◆ Assignment
Line by line, copy the records below exactly.

◆ Supplied data
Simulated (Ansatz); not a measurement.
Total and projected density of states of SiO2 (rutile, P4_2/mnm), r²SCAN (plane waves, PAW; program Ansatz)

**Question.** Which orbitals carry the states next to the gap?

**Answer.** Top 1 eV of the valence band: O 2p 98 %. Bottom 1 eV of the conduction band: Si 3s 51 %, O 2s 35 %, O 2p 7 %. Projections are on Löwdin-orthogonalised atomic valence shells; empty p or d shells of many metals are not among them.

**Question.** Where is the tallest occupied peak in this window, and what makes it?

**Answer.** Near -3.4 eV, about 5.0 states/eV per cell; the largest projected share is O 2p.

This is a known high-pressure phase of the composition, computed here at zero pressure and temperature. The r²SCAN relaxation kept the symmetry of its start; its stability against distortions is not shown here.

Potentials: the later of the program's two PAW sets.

◆ Answer area
Simulated (Ansatz); not a measurement.
Total and projected density of states of SiO2 (rutile, P4_2/mnm), r²SCAN (plane waves, PAW; program Ansatz)

**Question.** Which orbitals carry the states next to the gap?

**Answer.** Top 1 eV of the valence band: O 2p 98 %. Bottom 1 eV of the conduction band: Si 3s 51 %, O 2s 35 %, O 2p 7 %. Projections are on Löwdin-orthogonalised atomic valence shells; empty p or d shells of many metals are not among them.

**Question.** Where is the tallest occupied peak in this window, and what makes it?

**Answer.** Near -3.4 eV, about 5.0 states/eV per cell; the largest projected share is O 2p.

This is a known high-pressure phase of the composition, computed here at zero pressure and temperature. The r²SCAN relaxation kept the symmetry of its start; its stability against distortions is not shown here.

Potentials: the later of the program's two PAW sets.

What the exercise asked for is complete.